> **Assignment**
Could you repeat the records shown below exactly as written?

> **Recorded information**
■ ■ ■ ■

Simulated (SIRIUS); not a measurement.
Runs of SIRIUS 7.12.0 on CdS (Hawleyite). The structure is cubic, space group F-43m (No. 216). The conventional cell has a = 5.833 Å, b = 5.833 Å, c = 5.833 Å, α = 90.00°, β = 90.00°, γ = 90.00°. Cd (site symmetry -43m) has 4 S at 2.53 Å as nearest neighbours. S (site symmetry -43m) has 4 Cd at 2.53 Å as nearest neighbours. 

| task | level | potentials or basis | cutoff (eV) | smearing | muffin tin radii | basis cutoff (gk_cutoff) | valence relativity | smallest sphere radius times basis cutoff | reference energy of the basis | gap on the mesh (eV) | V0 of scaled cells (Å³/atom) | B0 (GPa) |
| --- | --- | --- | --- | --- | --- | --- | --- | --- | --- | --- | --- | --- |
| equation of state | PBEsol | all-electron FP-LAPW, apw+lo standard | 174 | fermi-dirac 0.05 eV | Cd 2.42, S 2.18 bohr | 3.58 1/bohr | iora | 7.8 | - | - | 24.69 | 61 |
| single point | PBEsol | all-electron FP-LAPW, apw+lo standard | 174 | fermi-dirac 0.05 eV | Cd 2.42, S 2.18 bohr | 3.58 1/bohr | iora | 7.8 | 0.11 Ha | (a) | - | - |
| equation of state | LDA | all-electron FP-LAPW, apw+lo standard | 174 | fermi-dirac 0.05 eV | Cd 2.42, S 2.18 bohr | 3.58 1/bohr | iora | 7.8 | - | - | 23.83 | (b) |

■ ■ ■ ■

> **Your solution**
Simulated (SIRIUS); not a measurement.
Runs of SIRIUS 7.12.0 on CdS (Hawleyite). The structure is cubic, space group F-43m (No. 216). The conventional cell has a = 5.833 Å, b = 5.833 Å, c = 5.833 Å, α = 90.00°, β = 90.00°, γ = 90.00°. Cd (site symmetry -43m) has 4 S at 2.53 Å as nearest neighbours. S (site symmetry -43m) has 4 Cd at 2.53 Å as nearest neighbours. 

| task | level | potentials or basis | cutoff (eV) | smearing | muffin tin radii | basis cutoff (gk_cutoff) | valence relativity | smallest sphere radius times basis cutoff | reference energy of the basis | gap on the mesh (eV) | V0 of scaled cells (Å³/atom) | B0 (GPa) |
| --- | --- | --- | --- | --- | --- | --- | --- | --- | --- | --- | --- | --- |
| equation of state | PBEsol | all-electron FP-LAPW, apw+lo standard | 174 | fermi-dirac 0.05 eV | Cd 2.42, S 2.18 bohr | 3.58 1/bohr | iora | 7.8 | - | - | 24.69 | 61 |
| single point | PBEsol | all-electron FP-LAPW, apw+lo standard | 174 | fermi-dirac 0.05 eV | Cd 2.42, S 2.18 bohr | 3.58 1/bohr | iora | 7.8 | 0.11 Ha | (a) | - | - |
| equation of state | LDA | all-electron FP-LAPW, apw+lo standard | 174 | fermi-dirac 0.05 eV | Cd 2.42, S 2.18 bohr | 3.58 1/bohr | iora | 7.8 | - | - | 23.83 | (b) |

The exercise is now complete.